[RECORDS PROVIDED]:
=======

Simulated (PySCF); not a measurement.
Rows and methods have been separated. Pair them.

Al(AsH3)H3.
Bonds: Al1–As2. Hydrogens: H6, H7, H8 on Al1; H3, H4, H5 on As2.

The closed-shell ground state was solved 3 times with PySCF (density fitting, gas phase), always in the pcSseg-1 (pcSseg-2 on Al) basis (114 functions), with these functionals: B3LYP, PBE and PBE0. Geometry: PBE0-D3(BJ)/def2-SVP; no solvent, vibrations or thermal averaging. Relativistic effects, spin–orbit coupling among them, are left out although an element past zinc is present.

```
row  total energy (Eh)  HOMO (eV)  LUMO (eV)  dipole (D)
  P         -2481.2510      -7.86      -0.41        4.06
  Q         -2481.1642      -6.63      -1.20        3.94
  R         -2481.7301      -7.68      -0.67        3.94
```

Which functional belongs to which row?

=======

[BRIEF]:
Would you please reproduce all of the lines above exactly?

[RESPONSE BOX]:
Simulated (PySCF); not a measurement.
Rows and methods have been separated. Pair them.

Al(AsH3)H3.
Bonds: Al1–As2. Hydrogens: H6, H7, H8 on Al1; H3, H4, H5 on As2.

The closed-shell ground state was solved 3 times with PySCF (density fitting, gas phase), always in the pcSseg-1 (pcSseg-2 on Al) basis (114 functions), with these functionals: B3LYP, PBE and PBE0. Geometry: PBE0-D3(BJ)/def2-SVP; no solvent, vibrations or thermal averaging. Relativistic effects, spin–orbit coupling among them, are left out although an element past zinc is present.

```
row  total energy (Eh)  HOMO (eV)  LUMO (eV)  dipole (D)
  P         -2481.2510      -7.86      -0.41        4.06
  Q         -2481.1642      -6.63      -1.20        3.94
  R         -2481.7301      -7.68      -0.67        3.94
```

Which functional belongs to which row?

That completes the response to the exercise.